Your task is to repeat exactly the lines below between the line holding "- Functional: PBE" and the line holding "B. functional from", inclusive, and only those.

-.-.-

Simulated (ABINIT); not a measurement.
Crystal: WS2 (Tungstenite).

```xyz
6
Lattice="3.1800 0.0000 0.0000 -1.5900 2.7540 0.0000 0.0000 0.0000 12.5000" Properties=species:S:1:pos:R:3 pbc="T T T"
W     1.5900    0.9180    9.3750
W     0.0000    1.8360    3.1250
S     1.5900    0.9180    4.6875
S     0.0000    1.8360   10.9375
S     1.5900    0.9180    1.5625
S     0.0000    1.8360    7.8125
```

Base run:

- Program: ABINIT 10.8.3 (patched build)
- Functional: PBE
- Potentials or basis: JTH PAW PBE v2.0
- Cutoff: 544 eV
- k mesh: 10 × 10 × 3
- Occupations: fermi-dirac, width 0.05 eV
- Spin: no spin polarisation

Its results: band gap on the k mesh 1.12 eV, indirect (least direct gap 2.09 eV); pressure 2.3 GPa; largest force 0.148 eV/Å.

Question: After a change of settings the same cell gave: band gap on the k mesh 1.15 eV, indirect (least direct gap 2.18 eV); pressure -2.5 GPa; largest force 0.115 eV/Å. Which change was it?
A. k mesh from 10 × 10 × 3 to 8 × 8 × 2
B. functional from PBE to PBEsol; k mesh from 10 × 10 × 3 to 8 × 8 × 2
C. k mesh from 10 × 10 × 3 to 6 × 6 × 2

-.-.-

### [Worked solution]
- Functional: PBE
- Potentials or basis: JTH PAW PBE v2.0
- Cutoff: 544 eV
- k mesh: 10 × 10 × 3
- Occupations: fermi-dirac, width 0.05 eV
- Spin: no spin polarisation

Its results: band gap on the k mesh 1.12 eV, indirect (least direct gap 2.09 eV); pressure 2.3 GPa; largest force 0.148 eV/Å.

Question: After a change of settings the same cell gave: band gap on the k mesh 1.15 eV, indirect (least direct gap 2.18 eV); pressure -2.5 GPa; largest force 0.115 eV/Å. Which change was it?
A. k mesh from 10 × 10 × 3 to 8 × 8 × 2
B. functional from PBE to PBEsol; k mesh from 10 × 10 × 3 to 8 × 8 × 2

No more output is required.